■ **Data for analysis**
::::::::

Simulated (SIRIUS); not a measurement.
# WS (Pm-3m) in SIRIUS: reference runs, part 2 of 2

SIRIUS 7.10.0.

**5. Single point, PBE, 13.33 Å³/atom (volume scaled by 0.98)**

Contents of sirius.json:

::::::::

■ **Requirement**
Here the job is to output the lines from the start of the material through the line with "scaled by 0.98)**", inclusive, exactly and with nothing else.

■ **Response**
Simulated (SIRIUS); not a measurement.
# WS (Pm-3m) in SIRIUS: reference runs, part 2 of 2

SIRIUS 7.10.0.

**5. Single point, PBE, 13.33 Å³/atom (volume scaled by 0.98)**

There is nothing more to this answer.